(Beginning of Supplied data)
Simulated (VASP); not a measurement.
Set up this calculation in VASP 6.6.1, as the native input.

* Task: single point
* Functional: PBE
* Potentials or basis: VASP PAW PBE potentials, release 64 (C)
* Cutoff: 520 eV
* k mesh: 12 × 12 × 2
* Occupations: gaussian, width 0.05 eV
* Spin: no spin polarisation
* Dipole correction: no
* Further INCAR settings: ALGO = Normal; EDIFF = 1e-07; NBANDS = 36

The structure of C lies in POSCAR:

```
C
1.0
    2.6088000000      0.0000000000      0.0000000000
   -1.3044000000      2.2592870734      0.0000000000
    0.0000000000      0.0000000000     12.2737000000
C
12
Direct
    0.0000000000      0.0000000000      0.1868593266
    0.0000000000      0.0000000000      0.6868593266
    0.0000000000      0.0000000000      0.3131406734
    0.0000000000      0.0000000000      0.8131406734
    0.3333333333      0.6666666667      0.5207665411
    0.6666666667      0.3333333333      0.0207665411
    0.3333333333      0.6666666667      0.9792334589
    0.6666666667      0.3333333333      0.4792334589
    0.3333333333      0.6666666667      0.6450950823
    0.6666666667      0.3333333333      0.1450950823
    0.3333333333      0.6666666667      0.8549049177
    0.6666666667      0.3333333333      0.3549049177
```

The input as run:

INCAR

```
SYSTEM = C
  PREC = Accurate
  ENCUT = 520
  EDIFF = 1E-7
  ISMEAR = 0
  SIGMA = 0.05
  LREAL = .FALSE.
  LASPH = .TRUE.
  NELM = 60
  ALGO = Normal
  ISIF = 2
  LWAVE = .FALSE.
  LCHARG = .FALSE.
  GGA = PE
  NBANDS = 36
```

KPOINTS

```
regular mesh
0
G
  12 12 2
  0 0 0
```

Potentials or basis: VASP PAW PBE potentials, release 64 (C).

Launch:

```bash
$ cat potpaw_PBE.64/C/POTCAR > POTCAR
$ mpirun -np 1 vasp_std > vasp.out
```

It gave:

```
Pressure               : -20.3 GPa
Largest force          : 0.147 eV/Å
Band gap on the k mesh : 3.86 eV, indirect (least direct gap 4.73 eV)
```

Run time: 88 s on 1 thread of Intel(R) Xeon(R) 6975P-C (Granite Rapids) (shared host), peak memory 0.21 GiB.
(End of Supplied data)

**Required action**
Up to and including the line that holds "Potentials or basis: VASP PAW PBE potentials, release 64 (C).", reproduce the records above exactly from their first line, and give nothing else.

**Response**
Simulated (VASP); not a measurement.
Set up this calculation in VASP 6.6.1, as the native input.

* Task: single point
* Functional: PBE
* Potentials or basis: VASP PAW PBE potentials, release 64 (C)
* Cutoff: 520 eV
* k mesh: 12 × 12 × 2
* Occupations: gaussian, width 0.05 eV
* Spin: no spin polarisation
* Dipole correction: no
* Further INCAR settings: ALGO = Normal; EDIFF = 1e-07; NBANDS = 36

The structure of C lies in POSCAR:

```
C
1.0
    2.6088000000      0.0000000000      0.0000000000
   -1.3044000000      2.2592870734      0.0000000000
    0.0000000000      0.0000000000     12.2737000000
C
12
Direct
    0.0000000000      0.0000000000      0.1868593266
    0.0000000000      0.0000000000      0.6868593266
    0.0000000000      0.0000000000      0.3131406734
    0.0000000000      0.0000000000      0.8131406734
    0.3333333333      0.6666666667      0.5207665411
    0.6666666667      0.3333333333      0.0207665411
    0.3333333333      0.6666666667      0.9792334589
    0.6666666667      0.3333333333      0.4792334589
    0.3333333333      0.6666666667      0.6450950823
    0.6666666667      0.3333333333      0.1450950823
    0.3333333333      0.6666666667      0.8549049177
    0.6666666667      0.3333333333      0.3549049177
```

The input as run:

INCAR

```
SYSTEM = C
  PREC = Accurate
  ENCUT = 520
  EDIFF = 1E-7
  ISMEAR = 0
  SIGMA = 0.05
  LREAL = .FALSE.
  LASPH = .TRUE.
  NELM = 60
  ALGO = Normal
  ISIF = 2
  LWAVE = .FALSE.
  LCHARG = .FALSE.
  GGA = PE
  NBANDS = 36
```

KPOINTS

```
regular mesh
0
G
  12 12 2
  0 0 0
```

Potentials or basis: VASP PAW PBE potentials, release 64 (C).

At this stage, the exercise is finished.